Nothing in the listing should differ in your copy; retype it all exactly.

◆ **Dataset records**
- - - - - - -
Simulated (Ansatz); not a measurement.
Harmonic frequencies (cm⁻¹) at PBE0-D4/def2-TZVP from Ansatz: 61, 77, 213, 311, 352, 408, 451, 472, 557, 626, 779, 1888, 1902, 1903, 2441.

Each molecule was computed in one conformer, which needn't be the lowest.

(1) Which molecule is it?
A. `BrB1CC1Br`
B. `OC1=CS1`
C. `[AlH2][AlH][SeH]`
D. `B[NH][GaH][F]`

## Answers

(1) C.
- - - - - - -

◆ **Written response**
Simulated (Ansatz); not a measurement.
Harmonic frequencies (cm⁻¹) at PBE0-D4/def2-TZVP from Ansatz: 61, 77, 213, 311, 352, 408, 451, 472, 557, 626, 779, 1888, 1902, 1903, 2441.

Each molecule was computed in one conformer, which needn't be the lowest.

(1) Which molecule is it?
A. `BrB1CC1Br`
B. `OC1=CS1`
C. `[AlH2][AlH][SeH]`
D. `B[NH][GaH][F]`

## Answers

(1) C.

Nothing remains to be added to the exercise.